Extracted information.
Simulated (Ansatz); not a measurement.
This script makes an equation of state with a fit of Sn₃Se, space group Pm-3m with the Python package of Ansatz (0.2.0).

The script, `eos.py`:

Exercise. Restate each of the entries above verbatim.

Exercise result.
Simulated (Ansatz); not a measurement.
This script makes an equation of state with a fit of Sn₃Se, space group Pm-3m with the Python package of Ansatz (0.2.0).

The script, `eos.py`:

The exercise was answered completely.